_EXTRACTED ENTRIES:_
_ _ _ _ _ _ _
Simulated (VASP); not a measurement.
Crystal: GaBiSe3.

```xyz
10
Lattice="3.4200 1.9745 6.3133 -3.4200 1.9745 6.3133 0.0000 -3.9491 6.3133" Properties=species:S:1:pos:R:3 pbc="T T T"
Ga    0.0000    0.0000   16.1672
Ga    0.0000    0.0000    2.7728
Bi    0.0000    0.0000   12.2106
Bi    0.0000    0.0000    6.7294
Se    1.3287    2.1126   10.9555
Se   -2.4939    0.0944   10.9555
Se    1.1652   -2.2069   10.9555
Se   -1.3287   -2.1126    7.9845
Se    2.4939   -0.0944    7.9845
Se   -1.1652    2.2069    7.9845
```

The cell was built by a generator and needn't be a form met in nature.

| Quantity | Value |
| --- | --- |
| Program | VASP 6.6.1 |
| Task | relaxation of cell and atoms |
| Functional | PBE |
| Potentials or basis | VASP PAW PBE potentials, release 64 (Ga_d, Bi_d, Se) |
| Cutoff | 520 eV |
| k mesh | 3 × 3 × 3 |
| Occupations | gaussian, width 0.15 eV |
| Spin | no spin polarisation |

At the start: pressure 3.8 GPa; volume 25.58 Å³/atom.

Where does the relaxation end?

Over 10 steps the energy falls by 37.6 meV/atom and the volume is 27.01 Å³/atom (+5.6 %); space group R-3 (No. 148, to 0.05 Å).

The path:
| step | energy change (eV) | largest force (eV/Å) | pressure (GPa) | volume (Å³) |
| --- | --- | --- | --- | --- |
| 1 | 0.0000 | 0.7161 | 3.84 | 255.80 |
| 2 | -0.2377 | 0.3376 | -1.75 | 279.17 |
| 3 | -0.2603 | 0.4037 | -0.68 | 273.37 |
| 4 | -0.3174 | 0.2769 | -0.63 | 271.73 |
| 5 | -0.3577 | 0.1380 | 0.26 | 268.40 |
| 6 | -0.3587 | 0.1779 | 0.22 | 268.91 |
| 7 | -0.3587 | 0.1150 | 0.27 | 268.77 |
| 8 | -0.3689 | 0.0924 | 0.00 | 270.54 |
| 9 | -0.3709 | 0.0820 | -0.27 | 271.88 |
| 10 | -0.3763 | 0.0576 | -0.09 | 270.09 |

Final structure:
_ _ _ _ _ _ _

_WORK INSTRUCTION:_
The first line of the data, the line with "0.26 | 268.40 |", and all lines in between are to be copied exactly. Leave out everything else.

_EXERCISE RESPONSE:_
Simulated (VASP); not a measurement.
Crystal: GaBiSe3.

```xyz
10
Lattice="3.4200 1.9745 6.3133 -3.4200 1.9745 6.3133 0.0000 -3.9491 6.3133" Properties=species:S:1:pos:R:3 pbc="T T T"
Ga    0.0000    0.0000   16.1672
Ga    0.0000    0.0000    2.7728
Bi    0.0000    0.0000   12.2106
Bi    0.0000    0.0000    6.7294
Se    1.3287    2.1126   10.9555
Se   -2.4939    0.0944   10.9555
Se    1.1652   -2.2069   10.9555
Se   -1.3287   -2.1126    7.9845
Se    2.4939   -0.0944    7.9845
Se   -1.1652    2.2069    7.9845
```

The cell was built by a generator and needn't be a form met in nature.

| Quantity | Value |
| --- | --- |
| Program | VASP 6.6.1 |
| Task | relaxation of cell and atoms |
| Functional | PBE |
| Potentials or basis | VASP PAW PBE potentials, release 64 (Ga_d, Bi_d, Se) |
| Cutoff | 520 eV |
| k mesh | 3 × 3 × 3 |
| Occupations | gaussian, width 0.15 eV |
| Spin | no spin polarisation |

At the start: pressure 3.8 GPa; volume 25.58 Å³/atom.

Where does the relaxation end?

Over 10 steps the energy falls by 37.6 meV/atom and the volume is 27.01 Å³/atom (+5.6 %); space group R-3 (No. 148, to 0.05 Å).

The path:
| step | energy change (eV) | largest force (eV/Å) | pressure (GPa) | volume (Å³) |
| --- | --- | --- | --- | --- |
| 1 | 0.0000 | 0.7161 | 3.84 | 255.80 |
| 2 | -0.2377 | 0.3376 | -1.75 | 279.17 |
| 3 | -0.2603 | 0.4037 | -0.68 | 273.37 |
| 4 | -0.3174 | 0.2769 | -0.63 | 271.73 |
| 5 | -0.3577 | 0.1380 | 0.26 | 268.40 |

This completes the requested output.